▶ WORK REQUEST:
Line by line, reproduce exactly the beginning of the listing below, ending with the line that contains "(3) Ansatz gave: Yes: G(B)" and adding nothing.

────────────────────
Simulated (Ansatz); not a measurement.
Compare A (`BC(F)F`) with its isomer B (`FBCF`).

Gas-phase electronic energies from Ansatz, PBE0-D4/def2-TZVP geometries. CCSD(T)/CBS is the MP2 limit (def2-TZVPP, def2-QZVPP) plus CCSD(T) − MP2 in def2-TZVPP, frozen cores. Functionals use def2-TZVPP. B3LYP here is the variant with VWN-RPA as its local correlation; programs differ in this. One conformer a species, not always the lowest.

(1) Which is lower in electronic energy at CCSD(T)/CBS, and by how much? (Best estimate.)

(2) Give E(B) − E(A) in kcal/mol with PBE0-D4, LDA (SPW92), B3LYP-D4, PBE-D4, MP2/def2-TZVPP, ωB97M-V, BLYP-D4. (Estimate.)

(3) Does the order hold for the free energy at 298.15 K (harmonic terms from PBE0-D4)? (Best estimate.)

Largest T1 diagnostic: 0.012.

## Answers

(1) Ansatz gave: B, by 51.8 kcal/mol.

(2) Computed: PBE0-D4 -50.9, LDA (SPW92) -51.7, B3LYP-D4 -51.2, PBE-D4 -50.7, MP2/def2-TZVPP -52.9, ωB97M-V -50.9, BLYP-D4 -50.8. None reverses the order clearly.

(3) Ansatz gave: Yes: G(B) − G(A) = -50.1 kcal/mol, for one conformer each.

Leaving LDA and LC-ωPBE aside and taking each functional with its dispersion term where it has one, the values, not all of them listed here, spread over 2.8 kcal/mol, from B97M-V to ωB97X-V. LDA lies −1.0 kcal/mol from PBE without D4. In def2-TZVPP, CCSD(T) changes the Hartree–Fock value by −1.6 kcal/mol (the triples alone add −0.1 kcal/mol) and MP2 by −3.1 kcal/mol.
────────────────────

▶ ANSWER AREA:
Simulated (Ansatz); not a measurement.
Compare A (`BC(F)F`) with its isomer B (`FBCF`).

Gas-phase electronic energies from Ansatz, PBE0-D4/def2-TZVP geometries. CCSD(T)/CBS is the MP2 limit (def2-TZVPP, def2-QZVPP) plus CCSD(T) − MP2 in def2-TZVPP, frozen cores. Functionals use def2-TZVPP. B3LYP here is the variant with VWN-RPA as its local correlation; programs differ in this. One conformer a species, not always the lowest.

(1) Which is lower in electronic energy at CCSD(T)/CBS, and by how much? (Best estimate.)

(2) Give E(B) − E(A) in kcal/mol with PBE0-D4, LDA (SPW92), B3LYP-D4, PBE-D4, MP2/def2-TZVPP, ωB97M-V, BLYP-D4. (Estimate.)

(3) Does the order hold for the free energy at 298.15 K (harmonic terms from PBE0-D4)? (Best estimate.)

Largest T1 diagnostic: 0.012.

## Answers

(1) Ansatz gave: B, by 51.8 kcal/mol.

(2) Computed: PBE0-D4 -50.9, LDA (SPW92) -51.7, B3LYP-D4 -51.2, PBE-D4 -50.7, MP2/def2-TZVPP -52.9, ωB97M-V -50.9, BLYP-D4 -50.8. None reverses the order clearly.

(3) Ansatz gave: Yes: G(B) − G(A) = -50.1 kcal/mol, for one conformer each.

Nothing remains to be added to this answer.